── Extracted entries ──

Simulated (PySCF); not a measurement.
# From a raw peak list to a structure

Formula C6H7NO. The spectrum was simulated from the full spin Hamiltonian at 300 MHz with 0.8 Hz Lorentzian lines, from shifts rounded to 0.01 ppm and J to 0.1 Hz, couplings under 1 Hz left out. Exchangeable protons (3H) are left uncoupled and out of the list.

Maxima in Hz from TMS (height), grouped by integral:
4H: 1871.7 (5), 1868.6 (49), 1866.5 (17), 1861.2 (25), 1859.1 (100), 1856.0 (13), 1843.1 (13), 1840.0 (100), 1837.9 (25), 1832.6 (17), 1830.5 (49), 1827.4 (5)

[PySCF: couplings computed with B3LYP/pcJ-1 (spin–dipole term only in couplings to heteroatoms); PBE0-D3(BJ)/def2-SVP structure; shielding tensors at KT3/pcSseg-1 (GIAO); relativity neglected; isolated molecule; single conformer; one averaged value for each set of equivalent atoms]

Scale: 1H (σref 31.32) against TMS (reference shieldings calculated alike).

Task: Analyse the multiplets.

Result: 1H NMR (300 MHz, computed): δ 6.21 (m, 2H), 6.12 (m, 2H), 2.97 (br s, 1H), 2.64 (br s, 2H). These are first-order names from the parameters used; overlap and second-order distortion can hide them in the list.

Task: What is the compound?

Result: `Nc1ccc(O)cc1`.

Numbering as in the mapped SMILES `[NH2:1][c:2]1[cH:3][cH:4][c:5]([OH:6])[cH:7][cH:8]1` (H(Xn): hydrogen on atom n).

───

▶ [Work order]: Reproduce every line of the data verbatim.

▶ [Task response]:
Simulated (PySCF); not a measurement.
# From a raw peak list to a structure

Formula C6H7NO. The spectrum was simulated from the full spin Hamiltonian at 300 MHz with 0.8 Hz Lorentzian lines, from shifts rounded to 0.01 ppm and J to 0.1 Hz, couplings under 1 Hz left out. Exchangeable protons (3H) are left uncoupled and out of the list.

Maxima in Hz from TMS (height), grouped by integral:
4H: 1871.7 (5), 1868.6 (49), 1866.5 (17), 1861.2 (25), 1859.1 (100), 1856.0 (13), 1843.1 (13), 1840.0 (100), 1837.9 (25), 1832.6 (17), 1830.5 (49), 1827.4 (5)

[PySCF: couplings computed with B3LYP/pcJ-1 (spin–dipole term only in couplings to heteroatoms); PBE0-D3(BJ)/def2-SVP structure; shielding tensors at KT3/pcSseg-1 (GIAO); relativity neglected; isolated molecule; single conformer; one averaged value for each set of equivalent atoms]

Scale: 1H (σref 31.32) against TMS (reference shieldings calculated alike).

Task: Analyse the multiplets.

Result: 1H NMR (300 MHz, computed): δ 6.21 (m, 2H), 6.12 (m, 2H), 2.97 (br s, 1H), 2.64 (br s, 2H). These are first-order names from the parameters used; overlap and second-order distortion can hide them in the list.

Task: What is the compound?

Result: `Nc1ccc(O)cc1`.

Numbering as in the mapped SMILES `[NH2:1][c:2]1[cH:3][cH:4][c:5]([OH:6])[cH:7][cH:8]1` (H(Xn): hydrogen on atom n).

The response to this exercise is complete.